**Recorded information:**
● ● ● ● ● ● ●
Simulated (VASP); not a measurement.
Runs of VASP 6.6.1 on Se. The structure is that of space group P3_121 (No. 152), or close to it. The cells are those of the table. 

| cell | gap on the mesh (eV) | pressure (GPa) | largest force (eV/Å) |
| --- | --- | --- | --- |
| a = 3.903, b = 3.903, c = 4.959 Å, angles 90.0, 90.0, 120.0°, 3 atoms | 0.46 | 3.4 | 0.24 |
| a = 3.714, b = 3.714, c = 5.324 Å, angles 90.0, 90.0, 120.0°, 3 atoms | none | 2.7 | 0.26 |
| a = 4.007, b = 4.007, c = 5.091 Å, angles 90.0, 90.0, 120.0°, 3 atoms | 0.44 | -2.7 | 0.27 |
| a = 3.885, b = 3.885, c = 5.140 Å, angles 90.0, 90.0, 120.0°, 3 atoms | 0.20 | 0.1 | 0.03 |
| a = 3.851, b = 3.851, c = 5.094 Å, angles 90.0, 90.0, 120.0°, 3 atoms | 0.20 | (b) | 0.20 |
● ● ● ● ● ● ●

**Work task:**
Leave out every line after the one with "0.1 | 0.03 |". Reproduce the material above exactly from its first line through that line.

**Solution:**
Simulated (VASP); not a measurement.
Runs of VASP 6.6.1 on Se. The structure is that of space group P3_121 (No. 152), or close to it. The cells are those of the table. 

| cell | gap on the mesh (eV) | pressure (GPa) | largest force (eV/Å) |
| --- | --- | --- | --- |
| a = 3.903, b = 3.903, c = 4.959 Å, angles 90.0, 90.0, 120.0°, 3 atoms | 0.46 | 3.4 | 0.24 |
| a = 3.714, b = 3.714, c = 5.324 Å, angles 90.0, 90.0, 120.0°, 3 atoms | none | 2.7 | 0.26 |
| a = 4.007, b = 4.007, c = 5.091 Å, angles 90.0, 90.0, 120.0°, 3 atoms | 0.44 | -2.7 | 0.27 |
| a = 3.885, b = 3.885, c = 5.140 Å, angles 90.0, 90.0, 120.0°, 3 atoms | 0.20 | 0.1 | 0.03 |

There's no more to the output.